§ Extracted data:
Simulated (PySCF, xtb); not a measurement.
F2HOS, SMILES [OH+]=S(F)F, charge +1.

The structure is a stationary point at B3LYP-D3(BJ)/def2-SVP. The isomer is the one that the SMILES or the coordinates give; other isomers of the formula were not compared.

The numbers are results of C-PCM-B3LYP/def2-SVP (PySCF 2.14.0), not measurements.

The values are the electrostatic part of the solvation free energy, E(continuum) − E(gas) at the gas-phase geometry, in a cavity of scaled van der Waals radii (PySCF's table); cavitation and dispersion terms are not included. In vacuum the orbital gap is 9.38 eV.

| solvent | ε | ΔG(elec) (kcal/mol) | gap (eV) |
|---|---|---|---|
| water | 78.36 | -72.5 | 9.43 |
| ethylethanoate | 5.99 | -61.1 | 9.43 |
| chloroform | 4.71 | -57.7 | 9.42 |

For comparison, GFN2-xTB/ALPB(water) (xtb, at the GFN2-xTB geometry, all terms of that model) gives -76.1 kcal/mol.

§ Brief: From the first line of the data above to the line holding "The numbers are", reproduce each line exactly; emit no other lines.

§ Problem solution:
Simulated (PySCF, xtb); not a measurement.
F2HOS, SMILES [OH+]=S(F)F, charge +1.

The structure is a stationary point at B3LYP-D3(BJ)/def2-SVP. The isomer is the one that the SMILES or the coordinates give; other isomers of the formula were not compared.

The numbers are results of C-PCM-B3LYP/def2-SVP (PySCF 2.14.0), not measurements.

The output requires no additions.